Brief:
Repeat the entries below exactly. Begin with the first line and end with the line that contains "moment (μB) |".

Raw data:
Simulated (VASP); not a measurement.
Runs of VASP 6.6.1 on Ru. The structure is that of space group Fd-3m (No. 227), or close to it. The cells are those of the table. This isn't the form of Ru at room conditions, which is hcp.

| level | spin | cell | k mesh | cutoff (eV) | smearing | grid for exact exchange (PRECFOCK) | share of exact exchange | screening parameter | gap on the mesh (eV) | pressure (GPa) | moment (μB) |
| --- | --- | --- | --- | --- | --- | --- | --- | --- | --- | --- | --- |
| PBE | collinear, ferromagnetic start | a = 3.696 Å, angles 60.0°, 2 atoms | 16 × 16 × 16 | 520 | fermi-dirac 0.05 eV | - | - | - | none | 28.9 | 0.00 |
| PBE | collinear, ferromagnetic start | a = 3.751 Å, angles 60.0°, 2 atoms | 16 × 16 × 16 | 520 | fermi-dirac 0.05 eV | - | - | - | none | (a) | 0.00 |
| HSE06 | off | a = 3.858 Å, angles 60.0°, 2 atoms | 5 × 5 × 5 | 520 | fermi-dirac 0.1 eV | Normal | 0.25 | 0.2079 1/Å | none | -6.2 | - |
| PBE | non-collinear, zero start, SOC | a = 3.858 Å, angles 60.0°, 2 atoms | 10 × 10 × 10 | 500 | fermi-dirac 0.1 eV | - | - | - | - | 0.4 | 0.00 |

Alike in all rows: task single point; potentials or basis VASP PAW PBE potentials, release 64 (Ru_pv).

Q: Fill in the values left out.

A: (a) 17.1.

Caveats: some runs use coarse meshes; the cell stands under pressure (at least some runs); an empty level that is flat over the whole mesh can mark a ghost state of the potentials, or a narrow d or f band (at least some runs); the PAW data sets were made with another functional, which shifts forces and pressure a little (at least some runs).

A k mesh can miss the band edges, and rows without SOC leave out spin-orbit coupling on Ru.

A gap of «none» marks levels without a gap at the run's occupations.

Response box:
Simulated (VASP); not a measurement.
Runs of VASP 6.6.1 on Ru. The structure is that of space group Fd-3m (No. 227), or close to it. The cells are those of the table. This isn't the form of Ru at room conditions, which is hcp.

| level | spin | cell | k mesh | cutoff (eV) | smearing | grid for exact exchange (PRECFOCK) | share of exact exchange | screening parameter | gap on the mesh (eV) | pressure (GPa) | moment (μB) |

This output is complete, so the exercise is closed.